Study material —
□ □ □ □

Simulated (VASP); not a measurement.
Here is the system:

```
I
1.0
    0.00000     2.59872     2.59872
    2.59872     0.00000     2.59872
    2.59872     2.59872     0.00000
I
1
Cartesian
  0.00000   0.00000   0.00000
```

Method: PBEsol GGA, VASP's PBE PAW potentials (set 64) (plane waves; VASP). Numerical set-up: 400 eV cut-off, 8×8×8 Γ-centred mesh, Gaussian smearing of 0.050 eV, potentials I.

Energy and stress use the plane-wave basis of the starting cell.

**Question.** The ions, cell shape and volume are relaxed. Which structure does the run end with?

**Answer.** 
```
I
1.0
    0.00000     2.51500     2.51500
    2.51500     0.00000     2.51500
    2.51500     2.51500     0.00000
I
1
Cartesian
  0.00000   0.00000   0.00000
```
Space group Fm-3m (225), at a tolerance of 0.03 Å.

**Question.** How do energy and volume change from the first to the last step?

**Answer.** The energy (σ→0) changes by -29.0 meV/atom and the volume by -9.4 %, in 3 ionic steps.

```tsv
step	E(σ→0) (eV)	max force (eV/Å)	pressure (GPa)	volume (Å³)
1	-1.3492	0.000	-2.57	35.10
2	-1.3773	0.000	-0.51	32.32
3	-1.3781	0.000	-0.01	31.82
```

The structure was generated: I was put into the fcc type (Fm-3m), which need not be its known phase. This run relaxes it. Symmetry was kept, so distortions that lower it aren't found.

□ □ □ □

Assignment — Transcribe the records above from the line holding "run end with?" down to the line holding "Space group Fm-3m", inclusive, without adding anything.

Result —
**Question.** The ions, cell shape and volume are relaxed. Which structure does the run end with?

**Answer.** 
```
I
1.0
    0.00000     2.51500     2.51500
    2.51500     0.00000     2.51500
    2.51500     2.51500     0.00000
I
1
Cartesian
  0.00000   0.00000   0.00000
```
Space group Fm-3m (225), at a tolerance of 0.03 Å.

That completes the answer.